- _DATASET ENTRIES_
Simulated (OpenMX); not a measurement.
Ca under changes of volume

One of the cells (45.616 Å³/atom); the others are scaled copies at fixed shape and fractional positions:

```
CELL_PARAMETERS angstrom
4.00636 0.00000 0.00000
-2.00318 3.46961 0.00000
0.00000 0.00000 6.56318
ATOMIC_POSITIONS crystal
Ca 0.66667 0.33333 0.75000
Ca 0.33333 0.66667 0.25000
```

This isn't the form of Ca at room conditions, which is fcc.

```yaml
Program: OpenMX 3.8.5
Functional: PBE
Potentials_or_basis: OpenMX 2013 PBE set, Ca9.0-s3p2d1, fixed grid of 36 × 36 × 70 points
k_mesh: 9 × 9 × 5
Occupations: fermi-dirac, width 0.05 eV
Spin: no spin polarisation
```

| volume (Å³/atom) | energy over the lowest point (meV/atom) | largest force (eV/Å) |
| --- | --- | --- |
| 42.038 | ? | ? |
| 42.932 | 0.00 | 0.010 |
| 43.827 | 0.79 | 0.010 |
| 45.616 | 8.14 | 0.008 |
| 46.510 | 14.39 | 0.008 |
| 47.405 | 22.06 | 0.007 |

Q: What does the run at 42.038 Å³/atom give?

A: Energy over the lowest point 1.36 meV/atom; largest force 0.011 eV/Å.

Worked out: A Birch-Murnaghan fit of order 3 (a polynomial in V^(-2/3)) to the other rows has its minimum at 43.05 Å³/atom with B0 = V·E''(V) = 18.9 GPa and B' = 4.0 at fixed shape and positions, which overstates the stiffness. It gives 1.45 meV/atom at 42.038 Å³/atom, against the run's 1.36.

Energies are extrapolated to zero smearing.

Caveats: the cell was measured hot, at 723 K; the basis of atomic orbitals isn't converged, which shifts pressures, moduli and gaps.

- _WORK TASK_
Your answer must consist solely of the lines from the top of the entries above through the line containing "A: Energy over", copied exactly, both ends included.

- _SOLUTION_
Simulated (OpenMX); not a measurement.
Ca under changes of volume

One of the cells (45.616 Å³/atom); the others are scaled copies at fixed shape and fractional positions:

```
CELL_PARAMETERS angstrom
4.00636 0.00000 0.00000
-2.00318 3.46961 0.00000
0.00000 0.00000 6.56318
ATOMIC_POSITIONS crystal
Ca 0.66667 0.33333 0.75000
Ca 0.33333 0.66667 0.25000
```

This isn't the form of Ca at room conditions, which is fcc.

```yaml
Program: OpenMX 3.8.5
Functional: PBE
Potentials_or_basis: OpenMX 2013 PBE set, Ca9.0-s3p2d1, fixed grid of 36 × 36 × 70 points
k_mesh: 9 × 9 × 5
Occupations: fermi-dirac, width 0.05 eV
Spin: no spin polarisation
```

| volume (Å³/atom) | energy over the lowest point (meV/atom) | largest force (eV/Å) |
| --- | --- | --- |
| 42.038 | ? | ? |
| 42.932 | 0.00 | 0.010 |
| 43.827 | 0.79 | 0.010 |
| 45.616 | 8.14 | 0.008 |
| 46.510 | 14.39 | 0.008 |
| 47.405 | 22.06 | 0.007 |

Q: What does the run at 42.038 Å³/atom give?

A: Energy over the lowest point 1.36 meV/atom; largest force 0.011 eV/Å.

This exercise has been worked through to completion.